**Exercise**
Below are records; reproduce exactly the lines from the first through the one containing "The map, with".

*** Opening of Input data ***

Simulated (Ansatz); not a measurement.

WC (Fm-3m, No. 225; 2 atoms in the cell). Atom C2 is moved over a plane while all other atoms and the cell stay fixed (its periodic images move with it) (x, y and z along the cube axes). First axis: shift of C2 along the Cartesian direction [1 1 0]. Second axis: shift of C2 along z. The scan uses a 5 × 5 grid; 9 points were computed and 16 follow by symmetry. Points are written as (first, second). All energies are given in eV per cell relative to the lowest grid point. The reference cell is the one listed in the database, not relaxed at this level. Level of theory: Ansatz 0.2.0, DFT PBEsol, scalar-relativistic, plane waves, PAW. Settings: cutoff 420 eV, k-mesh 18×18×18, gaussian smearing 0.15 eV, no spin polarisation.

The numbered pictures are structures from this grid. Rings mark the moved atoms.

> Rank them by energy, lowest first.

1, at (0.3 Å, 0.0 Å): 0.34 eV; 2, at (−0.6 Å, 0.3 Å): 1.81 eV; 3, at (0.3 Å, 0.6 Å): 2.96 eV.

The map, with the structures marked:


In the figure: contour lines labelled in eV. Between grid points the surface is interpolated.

*** Close of Input data ***

**Task answer**
Simulated (Ansatz); not a measurement.

WC (Fm-3m, No. 225; 2 atoms in the cell). Atom C2 is moved over a plane while all other atoms and the cell stay fixed (its periodic images move with it) (x, y and z along the cube axes). First axis: shift of C2 along the Cartesian direction [1 1 0]. Second axis: shift of C2 along z. The scan uses a 5 × 5 grid; 9 points were computed and 16 follow by symmetry. Points are written as (first, second). All energies are given in eV per cell relative to the lowest grid point. The reference cell is the one listed in the database, not relaxed at this level. Level of theory: Ansatz 0.2.0, DFT PBEsol, scalar-relativistic, plane waves, PAW. Settings: cutoff 420 eV, k-mesh 18×18×18, gaussian smearing 0.15 eV, no spin polarisation.

The numbered pictures are structures from this grid. Rings mark the moved atoms.

> Rank them by energy, lowest first.

1, at (0.3 Å, 0.0 Å): 0.34 eV; 2, at (−0.6 Å, 0.3 Å): 1.81 eV; 3, at (0.3 Å, 0.6 Å): 2.96 eV.

The map, with the structures marked:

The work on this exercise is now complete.